> _REQUIRED ACTION_
Restrict the output to the lines below starting at the one that contains "spin polarisation |" and ending at the one that contains "Question: How do", and restate them word for word, both ends included.

PROVIDED MATERIAL: Begin
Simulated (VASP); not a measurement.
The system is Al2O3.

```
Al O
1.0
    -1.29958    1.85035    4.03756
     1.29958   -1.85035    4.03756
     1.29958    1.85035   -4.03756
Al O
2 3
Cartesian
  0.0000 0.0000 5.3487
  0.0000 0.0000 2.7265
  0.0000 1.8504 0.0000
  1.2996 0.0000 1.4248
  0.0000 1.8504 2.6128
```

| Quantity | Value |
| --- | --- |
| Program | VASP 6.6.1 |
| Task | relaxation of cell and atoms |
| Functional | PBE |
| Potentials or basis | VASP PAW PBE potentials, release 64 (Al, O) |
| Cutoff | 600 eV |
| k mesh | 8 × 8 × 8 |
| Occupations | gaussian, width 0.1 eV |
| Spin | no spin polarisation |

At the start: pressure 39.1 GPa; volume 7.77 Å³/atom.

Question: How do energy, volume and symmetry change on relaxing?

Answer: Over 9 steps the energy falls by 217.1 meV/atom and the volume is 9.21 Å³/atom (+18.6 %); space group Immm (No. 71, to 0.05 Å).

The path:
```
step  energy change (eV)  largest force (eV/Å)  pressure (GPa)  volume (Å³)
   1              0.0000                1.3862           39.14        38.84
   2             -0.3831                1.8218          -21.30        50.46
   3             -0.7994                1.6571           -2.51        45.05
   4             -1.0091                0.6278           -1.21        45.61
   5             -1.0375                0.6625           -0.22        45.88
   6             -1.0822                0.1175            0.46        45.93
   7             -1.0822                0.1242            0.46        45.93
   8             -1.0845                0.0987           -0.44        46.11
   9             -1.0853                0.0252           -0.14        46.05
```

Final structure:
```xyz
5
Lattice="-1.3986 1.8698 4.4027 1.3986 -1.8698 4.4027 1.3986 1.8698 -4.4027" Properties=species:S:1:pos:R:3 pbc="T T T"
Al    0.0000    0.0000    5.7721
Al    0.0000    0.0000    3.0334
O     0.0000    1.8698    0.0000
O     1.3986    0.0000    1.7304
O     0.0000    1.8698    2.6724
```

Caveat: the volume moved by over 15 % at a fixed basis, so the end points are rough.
PROVIDED MATERIAL: End

> _RESULT_
| Spin | no spin polarisation |

At the start: pressure 39.1 GPa; volume 7.77 Å³/atom.

Question: How do energy, volume and symmetry change on relaxing?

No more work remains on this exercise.